▸ **Work task**: Retype the data exactly. Spelling and punctuation stay as they are.

▸ **Information provided**:
⁂
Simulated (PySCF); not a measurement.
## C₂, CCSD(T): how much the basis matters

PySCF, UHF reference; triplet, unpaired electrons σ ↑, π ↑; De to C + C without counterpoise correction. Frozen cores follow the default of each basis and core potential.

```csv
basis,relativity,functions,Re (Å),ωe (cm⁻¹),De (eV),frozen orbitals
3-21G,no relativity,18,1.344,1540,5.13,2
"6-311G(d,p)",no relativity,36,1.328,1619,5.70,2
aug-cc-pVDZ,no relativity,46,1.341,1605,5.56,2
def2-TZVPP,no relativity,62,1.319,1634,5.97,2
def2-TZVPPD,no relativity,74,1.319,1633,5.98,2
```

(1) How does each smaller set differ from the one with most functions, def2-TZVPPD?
⁂

▸ **Task result**:
Simulated (PySCF); not a measurement.
## C₂, CCSD(T): how much the basis matters

PySCF, UHF reference; triplet, unpaired electrons σ ↑, π ↑; De to C + C without counterpoise correction. Frozen cores follow the default of each basis and core potential.

```csv
basis,relativity,functions,Re (Å),ωe (cm⁻¹),De (eV),frozen orbitals
3-21G,no relativity,18,1.344,1540,5.13,2
"6-311G(d,p)",no relativity,36,1.328,1619,5.70,2
aug-cc-pVDZ,no relativity,46,1.341,1605,5.56,2
def2-TZVPP,no relativity,62,1.319,1634,5.97,2
def2-TZVPPD,no relativity,74,1.319,1633,5.98,2
```

(1) How does each smaller set differ from the one with most functions, def2-TZVPPD?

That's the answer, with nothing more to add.